Brief:
Lines after the one containing "Bond stretch in MgH, doublet." are to be omitted; print exactly each line from the start of the records up to and including it.

Extracted entries:
------------

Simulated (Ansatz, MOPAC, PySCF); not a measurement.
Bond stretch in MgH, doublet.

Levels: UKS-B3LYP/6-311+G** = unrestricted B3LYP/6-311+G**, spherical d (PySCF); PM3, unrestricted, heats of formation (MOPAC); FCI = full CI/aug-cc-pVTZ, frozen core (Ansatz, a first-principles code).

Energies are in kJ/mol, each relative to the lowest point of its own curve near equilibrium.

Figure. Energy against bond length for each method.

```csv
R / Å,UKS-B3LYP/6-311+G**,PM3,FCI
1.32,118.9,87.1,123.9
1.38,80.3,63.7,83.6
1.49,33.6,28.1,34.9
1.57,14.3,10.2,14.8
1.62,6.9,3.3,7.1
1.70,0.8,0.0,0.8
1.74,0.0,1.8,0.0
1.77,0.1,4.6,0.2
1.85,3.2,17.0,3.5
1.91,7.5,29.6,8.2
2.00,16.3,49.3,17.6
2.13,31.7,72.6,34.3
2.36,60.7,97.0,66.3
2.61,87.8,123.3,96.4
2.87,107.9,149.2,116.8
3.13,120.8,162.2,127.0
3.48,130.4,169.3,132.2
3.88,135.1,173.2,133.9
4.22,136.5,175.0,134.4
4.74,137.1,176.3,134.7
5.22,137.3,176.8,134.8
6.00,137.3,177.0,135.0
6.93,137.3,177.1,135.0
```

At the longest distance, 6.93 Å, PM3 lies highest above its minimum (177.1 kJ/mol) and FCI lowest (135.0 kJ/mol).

------------

Your solution:
Simulated (Ansatz, MOPAC, PySCF); not a measurement.
Bond stretch in MgH, doublet.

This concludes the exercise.